DATA RECORDS:
+-------+
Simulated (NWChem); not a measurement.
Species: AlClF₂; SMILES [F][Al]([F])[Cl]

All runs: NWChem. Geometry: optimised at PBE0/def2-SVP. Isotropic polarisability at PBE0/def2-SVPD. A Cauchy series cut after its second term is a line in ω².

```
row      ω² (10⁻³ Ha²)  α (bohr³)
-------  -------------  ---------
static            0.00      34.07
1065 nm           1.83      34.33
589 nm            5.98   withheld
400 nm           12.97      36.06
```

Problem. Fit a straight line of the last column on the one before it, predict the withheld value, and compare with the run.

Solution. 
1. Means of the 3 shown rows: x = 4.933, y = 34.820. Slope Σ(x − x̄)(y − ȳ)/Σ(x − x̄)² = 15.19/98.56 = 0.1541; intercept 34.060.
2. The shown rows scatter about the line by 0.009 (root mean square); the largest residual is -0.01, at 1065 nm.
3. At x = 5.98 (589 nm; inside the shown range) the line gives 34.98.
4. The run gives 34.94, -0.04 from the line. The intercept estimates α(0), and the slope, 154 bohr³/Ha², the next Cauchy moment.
+-------+

ASSIGNMENT: Exactly as written, repeat the lines from the start of the listing through the line containing "3. At x = 5.98", both included.

TASK RESULT:
Simulated (NWChem); not a measurement.
Species: AlClF₂; SMILES [F][Al]([F])[Cl]

All runs: NWChem. Geometry: optimised at PBE0/def2-SVP. Isotropic polarisability at PBE0/def2-SVPD. A Cauchy series cut after its second term is a line in ω².

```
row      ω² (10⁻³ Ha²)  α (bohr³)
-------  -------------  ---------
static            0.00      34.07
1065 nm           1.83      34.33
589 nm            5.98   withheld
400 nm           12.97      36.06
```

Problem. Fit a straight line of the last column on the one before it, predict the withheld value, and compare with the run.

Solution. 
1. Means of the 3 shown rows: x = 4.933, y = 34.820. Slope Σ(x − x̄)(y − ȳ)/Σ(x − x̄)² = 15.19/98.56 = 0.1541; intercept 34.060.
2. The shown rows scatter about the line by 0.009 (root mean square); the largest residual is -0.01, at 1065 nm.
3. At x = 5.98 (589 nm; inside the shown range) the line gives 34.98.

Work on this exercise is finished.